- Information supplied

>>>>>

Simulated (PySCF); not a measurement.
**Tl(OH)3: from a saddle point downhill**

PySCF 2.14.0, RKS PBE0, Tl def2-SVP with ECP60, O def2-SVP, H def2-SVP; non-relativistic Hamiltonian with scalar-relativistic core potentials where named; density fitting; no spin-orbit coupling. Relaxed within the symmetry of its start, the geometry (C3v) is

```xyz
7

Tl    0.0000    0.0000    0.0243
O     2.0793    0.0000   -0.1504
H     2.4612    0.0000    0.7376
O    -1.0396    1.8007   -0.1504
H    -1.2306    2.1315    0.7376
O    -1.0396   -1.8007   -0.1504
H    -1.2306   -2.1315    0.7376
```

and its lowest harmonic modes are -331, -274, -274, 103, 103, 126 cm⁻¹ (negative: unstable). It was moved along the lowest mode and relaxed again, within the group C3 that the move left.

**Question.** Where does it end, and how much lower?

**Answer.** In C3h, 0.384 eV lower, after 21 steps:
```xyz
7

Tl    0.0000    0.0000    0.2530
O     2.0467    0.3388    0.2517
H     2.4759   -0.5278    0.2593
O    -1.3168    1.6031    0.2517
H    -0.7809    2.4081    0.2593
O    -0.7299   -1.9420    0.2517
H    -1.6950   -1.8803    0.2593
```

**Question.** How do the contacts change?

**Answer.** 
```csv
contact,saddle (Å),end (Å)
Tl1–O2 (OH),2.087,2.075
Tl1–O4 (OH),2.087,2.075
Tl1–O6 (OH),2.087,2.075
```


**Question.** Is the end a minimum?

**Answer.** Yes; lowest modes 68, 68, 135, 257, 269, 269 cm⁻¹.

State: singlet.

<<<<<

- Work request
From the first line of the entries above to the line with "saddle point downhill**", please return every line exactly, keeping both ends.

- Answer area
Simulated (PySCF); not a measurement.
**Tl(OH)3: from a saddle point downhill**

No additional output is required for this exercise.